- [WORK TASK]:
What you return must match the records exactly.

· · ·
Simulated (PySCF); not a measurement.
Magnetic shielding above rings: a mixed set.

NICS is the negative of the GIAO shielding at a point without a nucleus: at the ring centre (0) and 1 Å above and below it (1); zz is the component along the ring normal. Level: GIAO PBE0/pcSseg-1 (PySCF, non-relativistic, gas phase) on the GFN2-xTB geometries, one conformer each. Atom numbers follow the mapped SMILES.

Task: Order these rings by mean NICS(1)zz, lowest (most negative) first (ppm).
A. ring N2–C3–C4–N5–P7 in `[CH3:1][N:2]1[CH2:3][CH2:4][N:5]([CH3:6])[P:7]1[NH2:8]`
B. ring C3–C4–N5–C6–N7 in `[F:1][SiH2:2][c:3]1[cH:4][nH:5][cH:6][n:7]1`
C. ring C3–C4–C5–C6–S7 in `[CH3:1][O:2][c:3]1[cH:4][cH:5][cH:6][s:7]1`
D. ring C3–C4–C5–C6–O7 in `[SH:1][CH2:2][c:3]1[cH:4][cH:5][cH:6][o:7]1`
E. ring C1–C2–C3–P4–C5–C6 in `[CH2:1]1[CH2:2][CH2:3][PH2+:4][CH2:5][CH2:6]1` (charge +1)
· · ·

- [EXERCISE RESPONSE]:
Simulated (PySCF); not a measurement.
Magnetic shielding above rings: a mixed set.

NICS is the negative of the GIAO shielding at a point without a nucleus: at the ring centre (0) and 1 Å above and below it (1); zz is the component along the ring normal. Level: GIAO PBE0/pcSseg-1 (PySCF, non-relativistic, gas phase) on the GFN2-xTB geometries, one conformer each. Atom numbers follow the mapped SMILES.

Task: Order these rings by mean NICS(1)zz, lowest (most negative) first (ppm).
A. ring N2–C3–C4–N5–P7 in `[CH3:1][N:2]1[CH2:3][CH2:4][N:5]([CH3:6])[P:7]1[NH2:8]`
B. ring C3–C4–N5–C6–N7 in `[F:1][SiH2:2][c:3]1[cH:4][nH:5][cH:6][n:7]1`
C. ring C3–C4–C5–C6–S7 in `[CH3:1][O:2][c:3]1[cH:4][cH:5][cH:6][s:7]1`
D. ring C3–C4–C5–C6–O7 in `[SH:1][CH2:2][c:3]1[cH:4][cH:5][cH:6][o:7]1`
E. ring C1–C2–C3–P4–C5–C6 in `[CH2:1]1[CH2:2][CH2:3][PH2+:4][CH2:5][CH2:6]1` (charge +1)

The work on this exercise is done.